ASSIGNED TASK:
The lines below are to be quoted exactly, from the first through the one that contains "Output of a".

-=-=-

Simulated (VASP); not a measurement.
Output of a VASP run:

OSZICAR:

-=-=-

ANSWER BOX:
Simulated (VASP); not a measurement.
Output of a VASP run:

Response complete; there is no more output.